__WORK INSTRUCTION__
Every record must be retyped exactly as it reads.

__DATA SECTION__
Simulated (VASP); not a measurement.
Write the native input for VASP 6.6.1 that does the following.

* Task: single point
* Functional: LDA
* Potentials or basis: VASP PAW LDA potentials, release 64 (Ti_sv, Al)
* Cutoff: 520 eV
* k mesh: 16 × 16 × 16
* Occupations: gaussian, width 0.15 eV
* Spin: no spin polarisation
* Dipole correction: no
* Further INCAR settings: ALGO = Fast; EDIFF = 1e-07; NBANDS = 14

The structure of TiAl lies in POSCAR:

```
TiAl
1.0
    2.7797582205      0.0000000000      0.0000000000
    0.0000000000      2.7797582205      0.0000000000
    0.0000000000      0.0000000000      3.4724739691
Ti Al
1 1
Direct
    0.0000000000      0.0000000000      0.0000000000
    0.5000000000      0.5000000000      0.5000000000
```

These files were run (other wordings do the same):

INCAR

__EXPECTED ANSWER__
Simulated (VASP); not a measurement.
Write the native input for VASP 6.6.1 that does the following.

* Task: single point
* Functional: LDA
* Potentials or basis: VASP PAW LDA potentials, release 64 (Ti_sv, Al)
* Cutoff: 520 eV
* k mesh: 16 × 16 × 16
* Occupations: gaussian, width 0.15 eV
* Spin: no spin polarisation
* Dipole correction: no
* Further INCAR settings: ALGO = Fast; EDIFF = 1e-07; NBANDS = 14

The structure of TiAl lies in POSCAR:

```
TiAl
1.0
    2.7797582205      0.0000000000      0.0000000000
    0.0000000000      2.7797582205      0.0000000000
    0.0000000000      0.0000000000      3.4724739691
Ti Al
1 1
Direct
    0.0000000000      0.0000000000      0.0000000000
    0.5000000000      0.5000000000      0.5000000000
```

These files were run (other wordings do the same):

INCAR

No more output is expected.